[Supplied records]

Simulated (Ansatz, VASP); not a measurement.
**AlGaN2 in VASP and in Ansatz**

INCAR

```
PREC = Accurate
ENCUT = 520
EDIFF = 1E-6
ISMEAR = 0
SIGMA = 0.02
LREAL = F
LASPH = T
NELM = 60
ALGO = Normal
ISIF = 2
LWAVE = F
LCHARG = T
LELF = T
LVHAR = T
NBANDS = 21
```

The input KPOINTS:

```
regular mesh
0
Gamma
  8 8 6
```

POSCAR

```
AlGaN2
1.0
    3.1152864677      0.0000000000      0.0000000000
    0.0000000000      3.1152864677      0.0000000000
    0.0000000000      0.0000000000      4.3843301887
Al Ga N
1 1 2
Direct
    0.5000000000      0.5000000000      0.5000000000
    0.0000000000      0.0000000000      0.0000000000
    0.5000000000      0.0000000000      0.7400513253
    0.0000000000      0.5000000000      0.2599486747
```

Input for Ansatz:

[/Supplied records]

#### Task item
Line by line, retype all of the records exactly.

#### Reply
Simulated (Ansatz, VASP); not a measurement.
**AlGaN2 in VASP and in Ansatz**

INCAR

```
PREC = Accurate
ENCUT = 520
EDIFF = 1E-6
ISMEAR = 0
SIGMA = 0.02
LREAL = F
LASPH = T
NELM = 60
ALGO = Normal
ISIF = 2
LWAVE = F
LCHARG = T
LELF = T
LVHAR = T
NBANDS = 21
```

The input KPOINTS:

```
regular mesh
0
Gamma
  8 8 6
```

POSCAR

```
AlGaN2
1.0
    3.1152864677      0.0000000000      0.0000000000
    0.0000000000      3.1152864677      0.0000000000
    0.0000000000      0.0000000000      4.3843301887
Al Ga N
1 1 2
Direct
    0.5000000000      0.5000000000      0.5000000000
    0.0000000000      0.0000000000      0.0000000000
    0.5000000000      0.0000000000      0.7400513253
    0.0000000000      0.5000000000      0.2599486747
```

Input for Ansatz:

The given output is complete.